- Provided information:
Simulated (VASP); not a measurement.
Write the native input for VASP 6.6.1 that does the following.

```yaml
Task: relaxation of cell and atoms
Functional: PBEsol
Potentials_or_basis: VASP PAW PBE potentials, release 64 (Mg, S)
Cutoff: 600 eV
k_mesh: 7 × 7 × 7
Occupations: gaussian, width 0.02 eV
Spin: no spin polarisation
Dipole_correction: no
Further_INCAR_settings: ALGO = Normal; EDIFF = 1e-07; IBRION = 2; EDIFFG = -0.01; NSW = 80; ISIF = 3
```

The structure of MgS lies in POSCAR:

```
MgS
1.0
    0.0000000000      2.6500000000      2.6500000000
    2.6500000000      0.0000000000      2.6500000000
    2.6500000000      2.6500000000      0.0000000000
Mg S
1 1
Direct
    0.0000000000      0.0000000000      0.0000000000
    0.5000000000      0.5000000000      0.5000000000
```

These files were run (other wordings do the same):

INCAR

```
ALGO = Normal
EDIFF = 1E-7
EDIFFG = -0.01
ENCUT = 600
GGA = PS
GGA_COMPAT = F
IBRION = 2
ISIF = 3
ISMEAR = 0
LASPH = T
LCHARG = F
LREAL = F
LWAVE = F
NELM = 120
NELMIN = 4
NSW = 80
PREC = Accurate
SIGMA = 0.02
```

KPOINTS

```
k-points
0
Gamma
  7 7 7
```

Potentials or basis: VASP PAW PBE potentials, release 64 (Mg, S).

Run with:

- Work task:
Set down each line exactly as it appears, starting at the top of the data and ending at the line containing "Potentials or basis: VASP", and include no other lines.

- Your response:
Simulated (VASP); not a measurement.
Write the native input for VASP 6.6.1 that does the following.

```yaml
Task: relaxation of cell and atoms
Functional: PBEsol
Potentials_or_basis: VASP PAW PBE potentials, release 64 (Mg, S)
Cutoff: 600 eV
k_mesh: 7 × 7 × 7
Occupations: gaussian, width 0.02 eV
Spin: no spin polarisation
Dipole_correction: no
Further_INCAR_settings: ALGO = Normal; EDIFF = 1e-07; IBRION = 2; EDIFFG = -0.01; NSW = 80; ISIF = 3
```

The structure of MgS lies in POSCAR:

```
MgS
1.0
    0.0000000000      2.6500000000      2.6500000000
    2.6500000000      0.0000000000      2.6500000000
    2.6500000000      2.6500000000      0.0000000000
Mg S
1 1
Direct
    0.0000000000      0.0000000000      0.0000000000
    0.5000000000      0.5000000000      0.5000000000
```

These files were run (other wordings do the same):

INCAR

```
ALGO = Normal
EDIFF = 1E-7
EDIFFG = -0.01
ENCUT = 600
GGA = PS
GGA_COMPAT = F
IBRION = 2
ISIF = 3
ISMEAR = 0
LASPH = T
LCHARG = F
LREAL = F
LWAVE = F
NELM = 120
NELMIN = 4
NSW = 80
PREC = Accurate
SIGMA = 0.02
```

KPOINTS

```
k-points
0
Gamma
  7 7 7
```

Potentials or basis: VASP PAW PBE potentials, release 64 (Mg, S).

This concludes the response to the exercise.